**Task item**
Please start at the first line of the records beneath and quote each line exactly, ending with the line containing "-23.5 | 1.55 | 4 |".

**Record set**
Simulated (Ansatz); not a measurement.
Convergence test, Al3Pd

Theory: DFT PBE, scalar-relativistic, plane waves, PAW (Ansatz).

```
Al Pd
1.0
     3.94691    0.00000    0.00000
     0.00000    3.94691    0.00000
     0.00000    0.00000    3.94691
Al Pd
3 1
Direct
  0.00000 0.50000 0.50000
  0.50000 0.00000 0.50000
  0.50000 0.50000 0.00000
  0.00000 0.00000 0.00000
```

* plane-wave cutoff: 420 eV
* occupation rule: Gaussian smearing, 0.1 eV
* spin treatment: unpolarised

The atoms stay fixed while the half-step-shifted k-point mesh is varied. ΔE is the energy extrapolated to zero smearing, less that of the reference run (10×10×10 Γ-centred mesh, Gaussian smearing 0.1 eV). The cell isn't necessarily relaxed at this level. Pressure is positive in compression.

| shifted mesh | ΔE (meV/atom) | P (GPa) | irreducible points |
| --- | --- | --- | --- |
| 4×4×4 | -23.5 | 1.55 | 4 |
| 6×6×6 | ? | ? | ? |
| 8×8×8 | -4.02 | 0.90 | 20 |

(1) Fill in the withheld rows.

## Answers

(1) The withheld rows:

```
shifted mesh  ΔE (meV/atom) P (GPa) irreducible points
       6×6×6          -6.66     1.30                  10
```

**Your response**
Simulated (Ansatz); not a measurement.
Convergence test, Al3Pd

Theory: DFT PBE, scalar-relativistic, plane waves, PAW (Ansatz).

```
Al Pd
1.0
     3.94691    0.00000    0.00000
     0.00000    3.94691    0.00000
     0.00000    0.00000    3.94691
Al Pd
3 1
Direct
  0.00000 0.50000 0.50000
  0.50000 0.00000 0.50000
  0.50000 0.50000 0.00000
  0.00000 0.00000 0.00000
```

* plane-wave cutoff: 420 eV
* occupation rule: Gaussian smearing, 0.1 eV
* spin treatment: unpolarised

The atoms stay fixed while the half-step-shifted k-point mesh is varied. ΔE is the energy extrapolated to zero smearing, less that of the reference run (10×10×10 Γ-centred mesh, Gaussian smearing 0.1 eV). The cell isn't necessarily relaxed at this level. Pressure is positive in compression.

| shifted mesh | ΔE (meV/atom) | P (GPa) | irreducible points |
| --- | --- | --- | --- |
| 4×4×4 | -23.5 | 1.55 | 4 |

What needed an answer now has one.